========================================================================
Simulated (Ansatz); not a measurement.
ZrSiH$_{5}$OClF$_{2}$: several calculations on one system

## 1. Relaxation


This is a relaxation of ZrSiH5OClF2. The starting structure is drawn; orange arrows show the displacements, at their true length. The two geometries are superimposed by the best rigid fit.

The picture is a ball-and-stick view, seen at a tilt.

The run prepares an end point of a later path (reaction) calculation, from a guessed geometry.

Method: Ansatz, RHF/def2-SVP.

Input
========================================================================

WORK ITEM: Please output the entire listing exactly as it stands.

TASK OUTPUT:
Simulated (Ansatz); not a measurement.
ZrSiH$_{5}$OClF$_{2}$: several calculations on one system

## 1. Relaxation


This is a relaxation of ZrSiH5OClF2. The starting structure is drawn; orange arrows show the displacements, at their true length. The two geometries are superimposed by the best rigid fit.

The picture is a ball-and-stick view, seen at a tilt.

The run prepares an end point of a later path (reaction) calculation, from a guessed geometry.

Method: Ansatz, RHF/def2-SVP.

Input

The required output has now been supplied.